[Source data Boundary: Start]

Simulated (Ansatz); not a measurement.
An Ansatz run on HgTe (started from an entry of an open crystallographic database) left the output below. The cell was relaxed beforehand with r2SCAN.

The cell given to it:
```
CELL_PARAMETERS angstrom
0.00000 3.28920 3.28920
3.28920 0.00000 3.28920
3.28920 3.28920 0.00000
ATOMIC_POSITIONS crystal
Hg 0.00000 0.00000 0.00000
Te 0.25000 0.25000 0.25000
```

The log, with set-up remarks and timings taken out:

[Source data Boundary: End]

Exercise:
The records above are to be duplicated in full and exactly.

Task output:
Simulated (Ansatz); not a measurement.
An Ansatz run on HgTe (started from an entry of an open crystallographic database) left the output below. The cell was relaxed beforehand with r2SCAN.

The cell given to it:
```
CELL_PARAMETERS angstrom
0.00000 3.28920 3.28920
3.28920 0.00000 3.28920
3.28920 3.28920 0.00000
ATOMIC_POSITIONS crystal
Hg 0.00000 0.00000 0.00000
Te 0.25000 0.25000 0.25000
```

The log, with set-up remarks and timings taken out:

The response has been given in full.